#### Task item:
Of the records that follow, copy only the lines from the line containing "202.023 | -0.149 |" to the line containing "205.301 | -0.388 |", both included, exactly as written.

+---+
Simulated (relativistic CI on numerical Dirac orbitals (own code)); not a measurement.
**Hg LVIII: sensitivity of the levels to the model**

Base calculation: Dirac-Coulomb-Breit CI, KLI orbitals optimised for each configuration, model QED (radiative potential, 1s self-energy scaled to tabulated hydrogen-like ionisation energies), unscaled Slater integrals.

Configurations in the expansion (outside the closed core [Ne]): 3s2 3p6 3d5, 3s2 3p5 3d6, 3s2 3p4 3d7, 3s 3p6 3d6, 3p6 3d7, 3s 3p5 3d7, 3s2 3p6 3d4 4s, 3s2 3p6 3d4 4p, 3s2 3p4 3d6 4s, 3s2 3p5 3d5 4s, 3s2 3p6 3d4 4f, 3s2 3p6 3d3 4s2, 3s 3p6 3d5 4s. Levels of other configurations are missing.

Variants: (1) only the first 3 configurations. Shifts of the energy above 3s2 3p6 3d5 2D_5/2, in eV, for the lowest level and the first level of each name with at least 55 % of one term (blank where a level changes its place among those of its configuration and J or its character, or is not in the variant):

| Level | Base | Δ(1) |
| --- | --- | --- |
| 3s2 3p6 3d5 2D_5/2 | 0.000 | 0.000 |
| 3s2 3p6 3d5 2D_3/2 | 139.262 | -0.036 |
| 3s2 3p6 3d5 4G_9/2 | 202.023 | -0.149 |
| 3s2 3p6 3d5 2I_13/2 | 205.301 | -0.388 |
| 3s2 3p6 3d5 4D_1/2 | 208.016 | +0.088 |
+---+

#### Task solution:
| 3s2 3p6 3d5 4G_9/2 | 202.023 | -0.149 |
| 3s2 3p6 3d5 2I_13/2 | 205.301 | -0.388 |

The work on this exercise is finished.